▶ ACTION ITEM: Exact reproduction required: the lines below from the line with "Its results: band" to the line with "Problem. After a", both ends included, and no others.

▶ PROVIDED RECORDS:
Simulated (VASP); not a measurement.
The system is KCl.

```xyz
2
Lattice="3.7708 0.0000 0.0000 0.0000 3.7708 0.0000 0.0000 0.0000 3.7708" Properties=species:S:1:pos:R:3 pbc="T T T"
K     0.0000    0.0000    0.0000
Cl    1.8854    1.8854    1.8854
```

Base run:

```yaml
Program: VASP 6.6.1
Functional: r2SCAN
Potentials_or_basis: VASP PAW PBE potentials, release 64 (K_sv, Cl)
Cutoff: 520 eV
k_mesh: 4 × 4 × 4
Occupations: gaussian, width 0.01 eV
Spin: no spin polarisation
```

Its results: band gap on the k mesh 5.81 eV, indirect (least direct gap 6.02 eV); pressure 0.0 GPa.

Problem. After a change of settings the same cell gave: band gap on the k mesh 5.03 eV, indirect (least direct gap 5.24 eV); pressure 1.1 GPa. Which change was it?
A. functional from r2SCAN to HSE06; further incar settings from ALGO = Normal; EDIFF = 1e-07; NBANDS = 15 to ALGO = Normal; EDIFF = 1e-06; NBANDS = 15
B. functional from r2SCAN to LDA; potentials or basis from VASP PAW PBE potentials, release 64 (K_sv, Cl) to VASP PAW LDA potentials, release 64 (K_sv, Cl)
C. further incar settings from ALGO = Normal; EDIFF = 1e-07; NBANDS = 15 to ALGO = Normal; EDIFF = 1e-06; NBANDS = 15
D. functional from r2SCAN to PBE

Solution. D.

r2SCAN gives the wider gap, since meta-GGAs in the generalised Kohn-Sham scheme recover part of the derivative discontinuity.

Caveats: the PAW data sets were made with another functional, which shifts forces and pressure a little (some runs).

▶ RESPONSE AREA:
Its results: band gap on the k mesh 5.81 eV, indirect (least direct gap 6.02 eV); pressure 0.0 GPa.

Problem. After a change of settings the same cell gave: band gap on the k mesh 5.03 eV, indirect (least direct gap 5.24 eV); pressure 1.1 GPa. Which change was it?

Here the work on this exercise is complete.